● **ACTIVITY**
Each record below is to be output with no change at all.

┄┄┄┄┄┄┄┄┄┄┄┄┄┄┄┄┄┄┄┄
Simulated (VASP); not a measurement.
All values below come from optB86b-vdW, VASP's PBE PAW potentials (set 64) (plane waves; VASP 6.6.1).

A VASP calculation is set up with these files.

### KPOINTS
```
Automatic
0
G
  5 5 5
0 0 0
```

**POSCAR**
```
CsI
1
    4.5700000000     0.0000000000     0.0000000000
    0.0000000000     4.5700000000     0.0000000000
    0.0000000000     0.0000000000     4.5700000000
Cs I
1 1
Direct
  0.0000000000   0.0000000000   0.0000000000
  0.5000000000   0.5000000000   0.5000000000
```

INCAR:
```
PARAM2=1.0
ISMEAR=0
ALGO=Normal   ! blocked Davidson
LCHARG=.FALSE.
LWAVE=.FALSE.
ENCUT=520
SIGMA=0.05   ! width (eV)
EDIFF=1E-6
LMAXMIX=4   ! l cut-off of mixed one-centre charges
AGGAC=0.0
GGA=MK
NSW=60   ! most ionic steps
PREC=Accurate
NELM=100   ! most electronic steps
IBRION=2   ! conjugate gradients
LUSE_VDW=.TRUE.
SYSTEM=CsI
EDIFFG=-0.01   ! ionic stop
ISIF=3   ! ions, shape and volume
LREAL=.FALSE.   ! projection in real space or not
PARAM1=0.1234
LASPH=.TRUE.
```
┄┄┄┄┄┄┄┄┄┄┄┄┄┄┄┄┄┄┄┄

● **TASK RESULT**
Simulated (VASP); not a measurement.
All values below come from optB86b-vdW, VASP's PBE PAW potentials (set 64) (plane waves; VASP 6.6.1).

A VASP calculation is set up with these files.

### KPOINTS
```
Automatic
0
G
  5 5 5
0 0 0
```

**POSCAR**
```
CsI
1
    4.5700000000     0.0000000000     0.0000000000
    0.0000000000     4.5700000000     0.0000000000
    0.0000000000     0.0000000000     4.5700000000
Cs I
1 1
Direct
  0.0000000000   0.0000000000   0.0000000000
  0.5000000000   0.5000000000   0.5000000000
```

INCAR:
```
PARAM2=1.0
ISMEAR=0
ALGO=Normal   ! blocked Davidson
LCHARG=.FALSE.
LWAVE=.FALSE.
ENCUT=520
SIGMA=0.05   ! width (eV)
EDIFF=1E-6
LMAXMIX=4   ! l cut-off of mixed one-centre charges
AGGAC=0.0
GGA=MK
NSW=60   ! most ionic steps
PREC=Accurate
NELM=100   ! most electronic steps
IBRION=2   ! conjugate gradients
LUSE_VDW=.TRUE.
SYSTEM=CsI
EDIFFG=-0.01   ! ionic stop
ISIF=3   ! ions, shape and volume
LREAL=.FALSE.   ! projection in real space or not
PARAM1=0.1234
LASPH=.TRUE.
```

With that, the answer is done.